Task item:
Reproduce, character for character, the entries from their opening line through the line with "Task: energies of".

----- Data for review -----

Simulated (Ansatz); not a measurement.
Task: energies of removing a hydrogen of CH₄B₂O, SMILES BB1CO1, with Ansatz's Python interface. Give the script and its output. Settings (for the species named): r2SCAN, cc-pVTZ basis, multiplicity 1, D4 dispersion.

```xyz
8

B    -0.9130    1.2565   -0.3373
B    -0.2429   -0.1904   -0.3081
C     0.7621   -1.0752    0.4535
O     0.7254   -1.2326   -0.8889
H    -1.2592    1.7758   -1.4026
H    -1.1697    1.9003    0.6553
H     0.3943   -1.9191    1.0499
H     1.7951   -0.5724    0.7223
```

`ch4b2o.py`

-----

Exercise answer:
Simulated (Ansatz); not a measurement.
Task: energies of removing a hydrogen of CH₄B₂O, SMILES BB1CO1, with Ansatz's Python interface. Give the script and its output. Settings (for the species named): r2SCAN, cc-pVTZ basis, multiplicity 1, D4 dispersion.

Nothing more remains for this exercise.